● WORK INSTRUCTION
Restate the full listing precisely as written.

□ □ □
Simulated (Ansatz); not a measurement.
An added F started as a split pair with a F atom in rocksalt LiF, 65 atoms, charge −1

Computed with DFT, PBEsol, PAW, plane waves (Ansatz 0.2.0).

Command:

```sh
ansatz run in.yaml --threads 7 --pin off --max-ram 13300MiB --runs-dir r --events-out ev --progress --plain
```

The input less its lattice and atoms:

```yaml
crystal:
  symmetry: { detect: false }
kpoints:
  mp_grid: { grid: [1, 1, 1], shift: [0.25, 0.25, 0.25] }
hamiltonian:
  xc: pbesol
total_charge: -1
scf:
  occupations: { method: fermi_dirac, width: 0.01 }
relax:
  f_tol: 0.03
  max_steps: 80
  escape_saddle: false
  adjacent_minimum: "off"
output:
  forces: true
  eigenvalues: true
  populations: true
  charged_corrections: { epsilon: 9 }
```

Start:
□ □ □

● RESPONSE
Simulated (Ansatz); not a measurement.
An added F started as a split pair with a F atom in rocksalt LiF, 65 atoms, charge −1

Computed with DFT, PBEsol, PAW, plane waves (Ansatz 0.2.0).

Command:

```sh
ansatz run in.yaml --threads 7 --pin off --max-ram 13300MiB --runs-dir r --events-out ev --progress --plain
```

The input less its lattice and atoms:

```yaml
crystal:
  symmetry: { detect: false }
kpoints:
  mp_grid: { grid: [1, 1, 1], shift: [0.25, 0.25, 0.25] }
hamiltonian:
  xc: pbesol
total_charge: -1
scf:
  occupations: { method: fermi_dirac, width: 0.01 }
relax:
  f_tol: 0.03
  max_steps: 80
  escape_saddle: false
  adjacent_minimum: "off"
output:
  forces: true
  eigenvalues: true
  populations: true
  charged_corrections: { epsilon: 9 }
```

Start:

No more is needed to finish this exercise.